__ASSIGNED TASK__: Up to and including the line that contains "(1) -17.58 eV.", reproduce every line exactly, beginning with the first line below.

^^^^^^^^^^^^^^^^

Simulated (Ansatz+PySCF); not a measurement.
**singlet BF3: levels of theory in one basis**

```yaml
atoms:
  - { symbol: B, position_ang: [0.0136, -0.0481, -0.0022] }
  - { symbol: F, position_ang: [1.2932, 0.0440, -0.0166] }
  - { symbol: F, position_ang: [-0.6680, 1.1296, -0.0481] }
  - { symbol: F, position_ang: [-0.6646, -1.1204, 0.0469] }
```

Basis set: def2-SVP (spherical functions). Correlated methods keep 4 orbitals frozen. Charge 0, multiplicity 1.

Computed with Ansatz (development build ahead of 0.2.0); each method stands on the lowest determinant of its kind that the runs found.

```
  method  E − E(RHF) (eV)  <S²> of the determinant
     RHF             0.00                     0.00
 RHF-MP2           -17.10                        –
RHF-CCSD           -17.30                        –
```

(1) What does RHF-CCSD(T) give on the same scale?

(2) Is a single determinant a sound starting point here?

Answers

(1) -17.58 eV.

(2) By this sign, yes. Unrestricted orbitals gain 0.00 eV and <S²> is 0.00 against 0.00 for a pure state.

^^^^^^^^^^^^^^^^

__WORKED SOLUTION__:
Simulated (Ansatz+PySCF); not a measurement.
**singlet BF3: levels of theory in one basis**

```yaml
atoms:
  - { symbol: B, position_ang: [0.0136, -0.0481, -0.0022] }
  - { symbol: F, position_ang: [1.2932, 0.0440, -0.0166] }
  - { symbol: F, position_ang: [-0.6680, 1.1296, -0.0481] }
  - { symbol: F, position_ang: [-0.6646, -1.1204, 0.0469] }
```

Basis set: def2-SVP (spherical functions). Correlated methods keep 4 orbitals frozen. Charge 0, multiplicity 1.

Computed with Ansatz (development build ahead of 0.2.0); each method stands on the lowest determinant of its kind that the runs found.

```
  method  E − E(RHF) (eV)  <S²> of the determinant
     RHF             0.00                     0.00
 RHF-MP2           -17.10                        –
RHF-CCSD           -17.30                        –
```

(1) What does RHF-CCSD(T) give on the same scale?

(2) Is a single determinant a sound starting point here?

Answers

(1) -17.58 eV.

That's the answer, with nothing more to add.